» **Brief**: Print the lines in the listing below that fall between the line with "at finite wavevector**" and the line with "The cell comes", those two lines included, exactly as they stand and with nothing else.

» **Stored data**:
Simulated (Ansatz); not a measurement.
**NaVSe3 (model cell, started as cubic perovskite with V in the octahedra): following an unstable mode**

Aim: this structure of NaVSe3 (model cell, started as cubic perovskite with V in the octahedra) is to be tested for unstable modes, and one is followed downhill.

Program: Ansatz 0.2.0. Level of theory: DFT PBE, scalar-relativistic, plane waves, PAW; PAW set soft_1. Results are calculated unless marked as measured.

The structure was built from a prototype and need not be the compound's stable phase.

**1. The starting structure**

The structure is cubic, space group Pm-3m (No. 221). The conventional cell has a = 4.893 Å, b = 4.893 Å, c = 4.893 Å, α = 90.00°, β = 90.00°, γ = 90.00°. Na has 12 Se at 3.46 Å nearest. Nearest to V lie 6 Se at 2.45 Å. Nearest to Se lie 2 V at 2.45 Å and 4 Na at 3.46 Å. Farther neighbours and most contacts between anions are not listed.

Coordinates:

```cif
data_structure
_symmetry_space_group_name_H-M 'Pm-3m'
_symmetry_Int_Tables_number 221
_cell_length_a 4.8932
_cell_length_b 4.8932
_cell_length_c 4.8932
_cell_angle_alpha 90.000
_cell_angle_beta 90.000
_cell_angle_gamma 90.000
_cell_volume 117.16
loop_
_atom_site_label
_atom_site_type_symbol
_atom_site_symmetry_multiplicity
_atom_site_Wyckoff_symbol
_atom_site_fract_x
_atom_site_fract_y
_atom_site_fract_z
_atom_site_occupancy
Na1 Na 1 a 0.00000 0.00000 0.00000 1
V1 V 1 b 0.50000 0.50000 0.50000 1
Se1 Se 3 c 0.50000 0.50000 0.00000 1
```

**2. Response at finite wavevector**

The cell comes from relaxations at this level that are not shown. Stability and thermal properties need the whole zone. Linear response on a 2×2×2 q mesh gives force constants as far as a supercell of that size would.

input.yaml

» **Written solution**:
**2. Response at finite wavevector**

The cell comes from relaxations at this level that are not shown. Stability and thermal properties need the whole zone. Linear response on a 2×2×2 q mesh gives force constants as far as a supercell of that size would.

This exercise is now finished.